* [Work order]: The required output consists solely of the lines from the top of the listing through the line containing "Gas-phase reaction: 3", transcribed exactly.

# # #

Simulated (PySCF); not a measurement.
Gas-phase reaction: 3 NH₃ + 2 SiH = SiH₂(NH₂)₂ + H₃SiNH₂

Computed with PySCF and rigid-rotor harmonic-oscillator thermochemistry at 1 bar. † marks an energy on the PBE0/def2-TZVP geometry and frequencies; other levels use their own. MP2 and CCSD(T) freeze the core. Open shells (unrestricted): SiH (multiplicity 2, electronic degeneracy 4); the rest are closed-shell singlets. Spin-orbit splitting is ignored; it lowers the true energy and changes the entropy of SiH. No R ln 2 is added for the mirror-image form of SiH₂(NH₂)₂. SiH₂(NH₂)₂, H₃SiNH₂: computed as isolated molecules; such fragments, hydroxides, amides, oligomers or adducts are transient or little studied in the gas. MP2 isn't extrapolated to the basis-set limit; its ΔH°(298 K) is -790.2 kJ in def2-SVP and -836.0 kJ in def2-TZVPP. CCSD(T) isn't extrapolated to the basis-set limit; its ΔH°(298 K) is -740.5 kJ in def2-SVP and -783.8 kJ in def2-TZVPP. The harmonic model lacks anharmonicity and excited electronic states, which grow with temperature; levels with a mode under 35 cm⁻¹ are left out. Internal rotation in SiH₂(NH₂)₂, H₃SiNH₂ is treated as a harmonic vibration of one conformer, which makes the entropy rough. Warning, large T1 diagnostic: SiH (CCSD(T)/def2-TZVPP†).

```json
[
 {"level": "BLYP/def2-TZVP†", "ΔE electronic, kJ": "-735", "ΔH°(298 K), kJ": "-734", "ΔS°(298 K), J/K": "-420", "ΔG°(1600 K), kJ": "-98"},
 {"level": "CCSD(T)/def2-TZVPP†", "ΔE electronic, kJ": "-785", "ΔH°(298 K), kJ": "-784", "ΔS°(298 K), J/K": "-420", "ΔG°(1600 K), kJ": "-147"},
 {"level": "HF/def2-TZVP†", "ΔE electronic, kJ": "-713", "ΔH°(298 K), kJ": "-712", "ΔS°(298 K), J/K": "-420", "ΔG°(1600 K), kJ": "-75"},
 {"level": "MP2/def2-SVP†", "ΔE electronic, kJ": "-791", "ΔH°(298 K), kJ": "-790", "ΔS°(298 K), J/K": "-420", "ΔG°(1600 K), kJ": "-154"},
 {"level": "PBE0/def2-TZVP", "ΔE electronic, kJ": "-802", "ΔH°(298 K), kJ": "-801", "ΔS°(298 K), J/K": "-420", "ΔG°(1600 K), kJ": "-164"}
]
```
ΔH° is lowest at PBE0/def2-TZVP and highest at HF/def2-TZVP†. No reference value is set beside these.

# # #

* [Response area]:
Simulated (PySCF); not a measurement.
Gas-phase reaction: 3 NH₃ + 2 SiH = SiH₂(NH₂)₂ + H₃SiNH₂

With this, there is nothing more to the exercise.